-----
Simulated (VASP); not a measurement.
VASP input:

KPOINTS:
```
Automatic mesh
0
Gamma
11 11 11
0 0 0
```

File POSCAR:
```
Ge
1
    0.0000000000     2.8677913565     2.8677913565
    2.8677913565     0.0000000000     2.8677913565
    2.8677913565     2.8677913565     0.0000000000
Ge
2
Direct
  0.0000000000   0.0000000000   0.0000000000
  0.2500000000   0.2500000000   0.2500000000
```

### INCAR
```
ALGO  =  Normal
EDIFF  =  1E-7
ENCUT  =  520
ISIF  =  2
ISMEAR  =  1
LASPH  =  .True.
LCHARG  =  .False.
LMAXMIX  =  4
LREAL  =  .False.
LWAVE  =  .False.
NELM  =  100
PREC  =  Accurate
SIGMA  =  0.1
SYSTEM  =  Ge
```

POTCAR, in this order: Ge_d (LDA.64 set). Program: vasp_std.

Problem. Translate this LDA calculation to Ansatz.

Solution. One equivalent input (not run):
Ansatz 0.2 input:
-----

| Action item |
Reproduce the listing above exactly as far as the line with "Solution. One equivalent", that line included.

| Response area |
Simulated (VASP); not a measurement.
VASP input:

KPOINTS:
```
Automatic mesh
0
Gamma
11 11 11
0 0 0
```

File POSCAR:
```
Ge
1
    0.0000000000     2.8677913565     2.8677913565
    2.8677913565     0.0000000000     2.8677913565
    2.8677913565     2.8677913565     0.0000000000
Ge
2
Direct
  0.0000000000   0.0000000000   0.0000000000
  0.2500000000   0.2500000000   0.2500000000
```

### INCAR
```
ALGO  =  Normal
EDIFF  =  1E-7
ENCUT  =  520
ISIF  =  2
ISMEAR  =  1
LASPH  =  .True.
LCHARG  =  .False.
LMAXMIX  =  4
LREAL  =  .False.
LWAVE  =  .False.
NELM  =  100
PREC  =  Accurate
SIGMA  =  0.1
SYSTEM  =  Ge
```

POTCAR, in this order: Ge_d (LDA.64 set). Program: vasp_std.

Problem. Translate this LDA calculation to Ansatz.

Solution. One equivalent input (not run):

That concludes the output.